• [Available data]:
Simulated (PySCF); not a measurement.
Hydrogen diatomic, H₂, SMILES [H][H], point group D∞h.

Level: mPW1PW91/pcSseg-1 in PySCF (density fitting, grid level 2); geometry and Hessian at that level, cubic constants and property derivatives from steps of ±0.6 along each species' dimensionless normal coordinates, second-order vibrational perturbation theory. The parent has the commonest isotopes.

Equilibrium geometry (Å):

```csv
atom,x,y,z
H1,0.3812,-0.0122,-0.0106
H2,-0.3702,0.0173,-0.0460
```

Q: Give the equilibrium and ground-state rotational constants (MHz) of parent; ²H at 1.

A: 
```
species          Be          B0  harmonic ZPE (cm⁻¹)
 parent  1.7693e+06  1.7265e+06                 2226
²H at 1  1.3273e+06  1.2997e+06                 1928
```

• [Exercise]: A complete and exact repetition of the entries is required.

• [Response area]:
Simulated (PySCF); not a measurement.
Hydrogen diatomic, H₂, SMILES [H][H], point group D∞h.

Level: mPW1PW91/pcSseg-1 in PySCF (density fitting, grid level 2); geometry and Hessian at that level, cubic constants and property derivatives from steps of ±0.6 along each species' dimensionless normal coordinates, second-order vibrational perturbation theory. The parent has the commonest isotopes.

Equilibrium geometry (Å):

```csv
atom,x,y,z
H1,0.3812,-0.0122,-0.0106
H2,-0.3702,0.0173,-0.0460
```

Q: Give the equilibrium and ground-state rotational constants (MHz) of parent; ²H at 1.

A: 
```
species          Be          B0  harmonic ZPE (cm⁻¹)
 parent  1.7693e+06  1.7265e+06                 2226
²H at 1  1.3273e+06  1.2997e+06                 1928
```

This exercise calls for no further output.